§ §
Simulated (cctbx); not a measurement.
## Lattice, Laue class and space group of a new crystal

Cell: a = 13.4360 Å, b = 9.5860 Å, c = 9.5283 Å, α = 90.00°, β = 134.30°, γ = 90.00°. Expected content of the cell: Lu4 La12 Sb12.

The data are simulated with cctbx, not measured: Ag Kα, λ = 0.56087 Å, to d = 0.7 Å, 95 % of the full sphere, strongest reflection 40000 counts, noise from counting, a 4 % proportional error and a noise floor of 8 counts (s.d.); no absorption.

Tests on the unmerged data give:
§ §

*Exercise*. Would you quote everything above from the line containing "## Lattice, Laue" down to the line containing "The data are"? Include both of those lines and nothing else.

*Problem solution*.
## Lattice, Laue class and space group of a new crystal

Cell: a = 13.4360 Å, b = 9.5860 Å, c = 9.5283 Å, α = 90.00°, β = 134.30°, γ = 90.00°. Expected content of the cell: Lu4 La12 Sb12.

The data are simulated with cctbx, not measured: Ag Kα, λ = 0.56087 Å, to d = 0.7 Å, 95 % of the full sphere, strongest reflection 40000 counts, noise from counting, a 4 % proportional error and a noise floor of 8 counts (s.d.); no absorption.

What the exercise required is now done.